■ Data for analysis:
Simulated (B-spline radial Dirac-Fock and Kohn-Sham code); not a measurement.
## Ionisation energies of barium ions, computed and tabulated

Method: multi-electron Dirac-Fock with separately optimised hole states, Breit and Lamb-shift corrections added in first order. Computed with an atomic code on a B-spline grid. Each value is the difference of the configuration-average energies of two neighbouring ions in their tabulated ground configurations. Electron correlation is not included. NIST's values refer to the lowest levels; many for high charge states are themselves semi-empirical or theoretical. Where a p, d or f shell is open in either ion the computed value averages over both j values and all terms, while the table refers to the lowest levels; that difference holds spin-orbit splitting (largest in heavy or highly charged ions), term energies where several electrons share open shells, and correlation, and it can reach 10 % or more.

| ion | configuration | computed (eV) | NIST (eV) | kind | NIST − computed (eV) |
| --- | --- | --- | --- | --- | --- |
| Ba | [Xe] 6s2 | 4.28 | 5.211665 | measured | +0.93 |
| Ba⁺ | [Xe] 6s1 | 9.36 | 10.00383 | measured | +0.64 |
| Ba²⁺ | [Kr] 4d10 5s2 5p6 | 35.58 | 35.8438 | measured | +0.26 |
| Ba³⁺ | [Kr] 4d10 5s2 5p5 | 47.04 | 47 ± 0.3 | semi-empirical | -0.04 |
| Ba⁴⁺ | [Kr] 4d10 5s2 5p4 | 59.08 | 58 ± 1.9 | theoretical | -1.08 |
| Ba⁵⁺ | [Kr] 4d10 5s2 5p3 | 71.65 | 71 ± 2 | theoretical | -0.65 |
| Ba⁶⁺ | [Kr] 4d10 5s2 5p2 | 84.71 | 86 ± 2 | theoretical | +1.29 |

■ Assignment:
Reproduce the material above exactly, beginning at its first line and ending with the line that holds "## Ionisation energies". Include nothing else.

■ Task response:
Simulated (B-spline radial Dirac-Fock and Kohn-Sham code); not a measurement.
## Ionisation energies of barium ions, computed and tabulated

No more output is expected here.